**PROVIDED DATA**
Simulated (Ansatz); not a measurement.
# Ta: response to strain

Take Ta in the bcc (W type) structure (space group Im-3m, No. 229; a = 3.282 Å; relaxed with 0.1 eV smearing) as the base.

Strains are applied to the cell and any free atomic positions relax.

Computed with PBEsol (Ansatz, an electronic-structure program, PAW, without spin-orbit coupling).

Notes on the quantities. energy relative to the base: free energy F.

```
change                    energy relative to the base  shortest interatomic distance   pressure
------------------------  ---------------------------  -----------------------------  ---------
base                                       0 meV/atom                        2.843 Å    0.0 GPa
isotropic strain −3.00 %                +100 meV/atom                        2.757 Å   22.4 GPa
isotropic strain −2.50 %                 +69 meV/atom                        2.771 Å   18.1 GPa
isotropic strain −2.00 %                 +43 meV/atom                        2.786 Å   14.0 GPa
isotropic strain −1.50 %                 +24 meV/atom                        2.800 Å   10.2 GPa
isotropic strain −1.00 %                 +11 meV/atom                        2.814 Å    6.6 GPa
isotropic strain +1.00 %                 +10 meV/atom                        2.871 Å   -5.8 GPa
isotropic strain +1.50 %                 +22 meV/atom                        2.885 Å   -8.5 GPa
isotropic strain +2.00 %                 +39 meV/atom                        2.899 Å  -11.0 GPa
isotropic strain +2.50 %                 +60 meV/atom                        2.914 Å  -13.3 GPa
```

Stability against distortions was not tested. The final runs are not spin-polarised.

**WORK ITEM**
Transcribe only, please, the lines from the first line of the records through the line with "Strains are applied". Both of those lines are included.

**YOUR RESPONSE**
Simulated (Ansatz); not a measurement.
# Ta: response to strain

Take Ta in the bcc (W type) structure (space group Im-3m, No. 229; a = 3.282 Å; relaxed with 0.1 eV smearing) as the base.

Strains are applied to the cell and any free atomic positions relax.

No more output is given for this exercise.